========================================================================

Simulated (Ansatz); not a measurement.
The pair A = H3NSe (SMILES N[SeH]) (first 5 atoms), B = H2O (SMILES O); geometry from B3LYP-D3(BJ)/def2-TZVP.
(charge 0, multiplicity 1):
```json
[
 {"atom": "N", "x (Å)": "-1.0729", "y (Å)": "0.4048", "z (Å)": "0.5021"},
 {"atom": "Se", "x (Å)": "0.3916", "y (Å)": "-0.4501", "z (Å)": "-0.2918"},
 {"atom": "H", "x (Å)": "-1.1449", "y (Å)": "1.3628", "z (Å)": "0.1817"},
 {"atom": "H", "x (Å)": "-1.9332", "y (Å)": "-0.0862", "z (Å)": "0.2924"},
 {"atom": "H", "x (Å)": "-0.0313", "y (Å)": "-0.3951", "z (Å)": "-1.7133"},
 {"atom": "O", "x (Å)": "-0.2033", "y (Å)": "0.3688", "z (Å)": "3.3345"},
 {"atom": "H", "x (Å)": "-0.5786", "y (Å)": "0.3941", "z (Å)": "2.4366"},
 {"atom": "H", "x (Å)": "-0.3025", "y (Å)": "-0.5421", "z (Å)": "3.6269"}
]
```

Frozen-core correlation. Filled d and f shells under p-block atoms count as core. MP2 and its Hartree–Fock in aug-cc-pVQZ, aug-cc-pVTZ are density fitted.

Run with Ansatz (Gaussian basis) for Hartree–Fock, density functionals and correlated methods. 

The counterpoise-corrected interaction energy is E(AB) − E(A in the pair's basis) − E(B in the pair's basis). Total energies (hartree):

========================================================================

◆ **REQUIREMENT**
Take the entries and copy them out exactly.

◆ **RESPONSE**
Simulated (Ansatz); not a measurement.
The pair A = H3NSe (SMILES N[SeH]) (first 5 atoms), B = H2O (SMILES O); geometry from B3LYP-D3(BJ)/def2-TZVP.
(charge 0, multiplicity 1):
```json
[
 {"atom": "N", "x (Å)": "-1.0729", "y (Å)": "0.4048", "z (Å)": "0.5021"},
 {"atom": "Se", "x (Å)": "0.3916", "y (Å)": "-0.4501", "z (Å)": "-0.2918"},
 {"atom": "H", "x (Å)": "-1.1449", "y (Å)": "1.3628", "z (Å)": "0.1817"},
 {"atom": "H", "x (Å)": "-1.9332", "y (Å)": "-0.0862", "z (Å)": "0.2924"},
 {"atom": "H", "x (Å)": "-0.0313", "y (Å)": "-0.3951", "z (Å)": "-1.7133"},
 {"atom": "O", "x (Å)": "-0.2033", "y (Å)": "0.3688", "z (Å)": "3.3345"},
 {"atom": "H", "x (Å)": "-0.5786", "y (Å)": "0.3941", "z (Å)": "2.4366"},
 {"atom": "H", "x (Å)": "-0.3025", "y (Å)": "-0.5421", "z (Å)": "3.6269"}
]
```

Frozen-core correlation. Filled d and f shells under p-block atoms count as core. MP2 and its Hartree–Fock in aug-cc-pVQZ, aug-cc-pVTZ are density fitted.

Run with Ansatz (Gaussian basis) for Hartree–Fock, density functionals and correlated methods. 

The counterpoise-corrected interaction energy is E(AB) − E(A in the pair's basis) − E(B in the pair's basis). Total energies (hartree):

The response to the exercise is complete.